- _ASSIGNMENT_: In the data that follows, each entry is to be restated exactly.

**** MATERIAL SUPPLIED

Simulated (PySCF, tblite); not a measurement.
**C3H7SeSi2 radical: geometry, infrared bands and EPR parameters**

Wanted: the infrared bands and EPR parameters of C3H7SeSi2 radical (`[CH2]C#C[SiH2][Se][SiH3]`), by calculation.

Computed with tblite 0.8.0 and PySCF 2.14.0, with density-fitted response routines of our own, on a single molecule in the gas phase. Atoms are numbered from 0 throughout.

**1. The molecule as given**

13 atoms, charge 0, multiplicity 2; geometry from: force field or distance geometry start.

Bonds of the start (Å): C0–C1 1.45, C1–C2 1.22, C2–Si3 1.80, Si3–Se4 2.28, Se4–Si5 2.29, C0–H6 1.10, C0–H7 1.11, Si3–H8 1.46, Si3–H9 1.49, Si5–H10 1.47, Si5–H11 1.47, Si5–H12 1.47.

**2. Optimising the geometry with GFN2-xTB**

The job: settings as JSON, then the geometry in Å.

********

- _EXERCISE ANSWER_:
Simulated (PySCF, tblite); not a measurement.
**C3H7SeSi2 radical: geometry, infrared bands and EPR parameters**

Wanted: the infrared bands and EPR parameters of C3H7SeSi2 radical (`[CH2]C#C[SiH2][Se][SiH3]`), by calculation.

Computed with tblite 0.8.0 and PySCF 2.14.0, with density-fitted response routines of our own, on a single molecule in the gas phase. Atoms are numbered from 0 throughout.

**1. The molecule as given**

13 atoms, charge 0, multiplicity 2; geometry from: force field or distance geometry start.

Bonds of the start (Å): C0–C1 1.45, C1–C2 1.22, C2–Si3 1.80, Si3–Se4 2.28, Se4–Si5 2.29, C0–H6 1.10, C0–H7 1.11, Si3–H8 1.46, Si3–H9 1.49, Si5–H10 1.47, Si5–H11 1.47, Si5–H12 1.47.

**2. Optimising the geometry with GFN2-xTB**

The job: settings as JSON, then the geometry in Å.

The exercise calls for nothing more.